⁂

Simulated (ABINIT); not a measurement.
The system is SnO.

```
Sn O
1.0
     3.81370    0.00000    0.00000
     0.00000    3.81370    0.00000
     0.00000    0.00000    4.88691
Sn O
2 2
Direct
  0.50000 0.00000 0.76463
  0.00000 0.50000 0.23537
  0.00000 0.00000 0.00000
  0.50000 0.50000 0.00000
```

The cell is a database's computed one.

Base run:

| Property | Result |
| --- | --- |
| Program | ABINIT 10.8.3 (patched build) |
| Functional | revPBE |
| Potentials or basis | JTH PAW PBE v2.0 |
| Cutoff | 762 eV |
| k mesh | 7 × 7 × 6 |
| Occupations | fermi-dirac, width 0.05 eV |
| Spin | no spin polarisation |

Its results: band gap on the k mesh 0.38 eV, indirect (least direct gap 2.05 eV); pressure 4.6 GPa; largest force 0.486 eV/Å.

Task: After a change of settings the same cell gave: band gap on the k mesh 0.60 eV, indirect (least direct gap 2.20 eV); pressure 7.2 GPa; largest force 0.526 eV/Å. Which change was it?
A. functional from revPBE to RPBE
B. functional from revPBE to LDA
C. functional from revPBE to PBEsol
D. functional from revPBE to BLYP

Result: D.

⁂

:: Requirement ::
Transcribe the lines above between the line holding "Functional | revPBE |" and the line holding "D. functional from revPBE to BLYP", inclusive, exactly as they stand and with nothing added.

:: Written solution ::
| Functional | revPBE |
| Potentials or basis | JTH PAW PBE v2.0 |
| Cutoff | 762 eV |
| k mesh | 7 × 7 × 6 |
| Occupations | fermi-dirac, width 0.05 eV |
| Spin | no spin polarisation |

Its results: band gap on the k mesh 0.38 eV, indirect (least direct gap 2.05 eV); pressure 4.6 GPa; largest force 0.486 eV/Å.

Task: After a change of settings the same cell gave: band gap on the k mesh 0.60 eV, indirect (least direct gap 2.20 eV); pressure 7.2 GPa; largest force 0.526 eV/Å. Which change was it?
A. functional from revPBE to RPBE
B. functional from revPBE to LDA
C. functional from revPBE to PBEsol
D. functional from revPBE to BLYP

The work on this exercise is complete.